[[ Source information, beginning ]]

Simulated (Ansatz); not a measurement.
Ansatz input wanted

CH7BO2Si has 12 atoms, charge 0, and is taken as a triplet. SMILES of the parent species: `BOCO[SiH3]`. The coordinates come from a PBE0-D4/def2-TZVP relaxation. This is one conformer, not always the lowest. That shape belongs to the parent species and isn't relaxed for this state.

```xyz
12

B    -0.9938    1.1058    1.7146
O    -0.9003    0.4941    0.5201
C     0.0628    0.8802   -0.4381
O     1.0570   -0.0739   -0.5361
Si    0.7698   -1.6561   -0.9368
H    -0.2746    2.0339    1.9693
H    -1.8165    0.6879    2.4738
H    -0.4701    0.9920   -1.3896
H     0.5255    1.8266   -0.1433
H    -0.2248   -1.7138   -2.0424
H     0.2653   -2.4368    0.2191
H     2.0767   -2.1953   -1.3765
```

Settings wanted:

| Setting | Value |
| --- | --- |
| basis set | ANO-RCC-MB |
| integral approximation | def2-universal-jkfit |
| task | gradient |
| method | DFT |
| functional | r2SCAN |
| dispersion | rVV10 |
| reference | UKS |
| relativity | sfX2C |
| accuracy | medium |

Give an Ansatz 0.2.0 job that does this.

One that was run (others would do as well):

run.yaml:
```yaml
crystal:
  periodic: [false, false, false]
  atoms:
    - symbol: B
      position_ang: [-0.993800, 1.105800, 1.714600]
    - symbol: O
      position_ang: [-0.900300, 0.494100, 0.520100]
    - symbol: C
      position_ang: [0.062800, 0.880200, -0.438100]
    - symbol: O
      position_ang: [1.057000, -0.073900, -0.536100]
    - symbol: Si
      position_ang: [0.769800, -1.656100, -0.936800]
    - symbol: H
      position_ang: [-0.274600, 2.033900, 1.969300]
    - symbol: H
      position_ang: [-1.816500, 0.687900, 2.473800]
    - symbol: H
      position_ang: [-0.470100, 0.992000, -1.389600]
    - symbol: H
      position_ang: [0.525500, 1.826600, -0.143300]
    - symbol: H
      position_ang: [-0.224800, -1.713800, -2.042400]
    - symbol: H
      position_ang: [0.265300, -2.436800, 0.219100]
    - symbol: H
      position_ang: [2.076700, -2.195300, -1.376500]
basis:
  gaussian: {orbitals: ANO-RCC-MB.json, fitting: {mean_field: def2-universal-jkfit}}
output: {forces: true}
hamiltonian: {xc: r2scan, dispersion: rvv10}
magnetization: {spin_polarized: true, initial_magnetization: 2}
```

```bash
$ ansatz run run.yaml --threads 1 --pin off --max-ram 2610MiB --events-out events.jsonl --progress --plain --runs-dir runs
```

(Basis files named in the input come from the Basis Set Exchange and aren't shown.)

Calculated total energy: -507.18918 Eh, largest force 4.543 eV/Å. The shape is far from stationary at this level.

[[ Source information, end ]]

_Required action:_ Above are records; repeat only the lines starting at the line with "accuracy | medium |" and ending at the line with "(Basis files named", exactly as they appear, both included.

_Exercise output:_
| accuracy | medium |

Give an Ansatz 0.2.0 job that does this.

One that was run (others would do as well):

run.yaml:
```yaml
crystal:
  periodic: [false, false, false]
  atoms:
    - symbol: B
      position_ang: [-0.993800, 1.105800, 1.714600]
    - symbol: O
      position_ang: [-0.900300, 0.494100, 0.520100]
    - symbol: C
      position_ang: [0.062800, 0.880200, -0.438100]
    - symbol: O
      position_ang: [1.057000, -0.073900, -0.536100]
    - symbol: Si
      position_ang: [0.769800, -1.656100, -0.936800]
    - symbol: H
      position_ang: [-0.274600, 2.033900, 1.969300]
    - symbol: H
      position_ang: [-1.816500, 0.687900, 2.473800]
    - symbol: H
      position_ang: [-0.470100, 0.992000, -1.389600]
    - symbol: H
      position_ang: [0.525500, 1.826600, -0.143300]
    - symbol: H
      position_ang: [-0.224800, -1.713800, -2.042400]
    - symbol: H
      position_ang: [0.265300, -2.436800, 0.219100]
    - symbol: H
      position_ang: [2.076700, -2.195300, -1.376500]
basis:
  gaussian: {orbitals: ANO-RCC-MB.json, fitting: {mean_field: def2-universal-jkfit}}
output: {forces: true}
hamiltonian: {xc: r2scan, dispersion: rvv10}
magnetization: {spin_polarized: true, initial_magnetization: 2}
```

```bash
$ ansatz run run.yaml --threads 1 --pin off --max-ram 2610MiB --events-out events.jsonl --progress --plain --runs-dir runs
```

(Basis files named in the input come from the Basis Set Exchange and aren't shown.)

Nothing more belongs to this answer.